After the line containing "## Step 1: The sheet as given", write nothing more; before it, reproduce every line of the material below exactly, starting with the first.

==== Information given ====
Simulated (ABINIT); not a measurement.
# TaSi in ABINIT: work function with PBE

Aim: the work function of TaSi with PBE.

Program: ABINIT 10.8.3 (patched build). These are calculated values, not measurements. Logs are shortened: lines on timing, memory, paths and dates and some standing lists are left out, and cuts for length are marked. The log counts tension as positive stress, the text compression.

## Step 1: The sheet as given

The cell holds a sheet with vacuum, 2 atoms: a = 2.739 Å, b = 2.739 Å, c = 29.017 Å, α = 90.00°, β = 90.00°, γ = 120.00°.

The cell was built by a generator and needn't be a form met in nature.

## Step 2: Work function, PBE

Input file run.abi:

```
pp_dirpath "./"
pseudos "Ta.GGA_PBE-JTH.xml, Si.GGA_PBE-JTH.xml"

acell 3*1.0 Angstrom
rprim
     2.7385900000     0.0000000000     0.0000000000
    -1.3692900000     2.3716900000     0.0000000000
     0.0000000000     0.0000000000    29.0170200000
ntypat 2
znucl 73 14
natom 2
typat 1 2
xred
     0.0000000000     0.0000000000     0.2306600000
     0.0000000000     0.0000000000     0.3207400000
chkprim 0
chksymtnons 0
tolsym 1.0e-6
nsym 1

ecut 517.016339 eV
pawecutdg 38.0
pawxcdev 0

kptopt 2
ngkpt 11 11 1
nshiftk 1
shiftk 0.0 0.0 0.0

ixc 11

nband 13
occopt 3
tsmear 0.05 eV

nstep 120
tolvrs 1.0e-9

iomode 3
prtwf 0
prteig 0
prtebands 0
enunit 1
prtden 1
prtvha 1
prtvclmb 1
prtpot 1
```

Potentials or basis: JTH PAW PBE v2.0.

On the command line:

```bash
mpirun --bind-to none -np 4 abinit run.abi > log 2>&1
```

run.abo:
====

--- Exercise response ---
Simulated (ABINIT); not a measurement.
# TaSi in ABINIT: work function with PBE

Aim: the work function of TaSi with PBE.

Program: ABINIT 10.8.3 (patched build). These are calculated values, not measurements. Logs are shortened: lines on timing, memory, paths and dates and some standing lists are left out, and cuts for length are marked. The log counts tension as positive stress, the text compression.

## Step 1: The sheet as given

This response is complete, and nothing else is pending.